### Assignment
What you return should be the lines from the first line of the records below through the line holding "1033.0 | 1026 |", unchanged.

### Data records
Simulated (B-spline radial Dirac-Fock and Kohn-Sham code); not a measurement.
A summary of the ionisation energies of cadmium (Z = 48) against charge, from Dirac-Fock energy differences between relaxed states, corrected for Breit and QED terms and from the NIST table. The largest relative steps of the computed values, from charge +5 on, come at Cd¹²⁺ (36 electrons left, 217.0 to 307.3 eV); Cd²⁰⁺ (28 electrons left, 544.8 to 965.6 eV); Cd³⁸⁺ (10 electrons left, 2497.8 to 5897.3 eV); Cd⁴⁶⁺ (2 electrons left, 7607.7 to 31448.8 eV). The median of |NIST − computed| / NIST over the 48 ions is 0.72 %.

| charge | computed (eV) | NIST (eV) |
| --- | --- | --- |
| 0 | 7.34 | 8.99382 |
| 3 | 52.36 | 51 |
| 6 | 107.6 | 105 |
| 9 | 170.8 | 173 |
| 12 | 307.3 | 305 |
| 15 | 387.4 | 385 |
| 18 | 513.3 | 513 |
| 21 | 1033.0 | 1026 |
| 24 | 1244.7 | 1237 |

### Response box
Simulated (B-spline radial Dirac-Fock and Kohn-Sham code); not a measurement.
A summary of the ionisation energies of cadmium (Z = 48) against charge, from Dirac-Fock energy differences between relaxed states, corrected for Breit and QED terms and from the NIST table. The largest relative steps of the computed values, from charge +5 on, come at Cd¹²⁺ (36 electrons left, 217.0 to 307.3 eV); Cd²⁰⁺ (28 electrons left, 544.8 to 965.6 eV); Cd³⁸⁺ (10 electrons left, 2497.8 to 5897.3 eV); Cd⁴⁶⁺ (2 electrons left, 7607.7 to 31448.8 eV). The median of |NIST − computed| / NIST over the 48 ions is 0.72 %.

| charge | computed (eV) | NIST (eV) |
| --- | --- | --- |
| 0 | 7.34 | 8.99382 |
| 3 | 52.36 | 51 |
| 6 | 107.6 | 105 |
| 9 | 170.8 | 173 |
| 12 | 307.3 | 305 |
| 15 | 387.4 | 385 |
| 18 | 513.3 | 513 |
| 21 | 1033.0 | 1026 |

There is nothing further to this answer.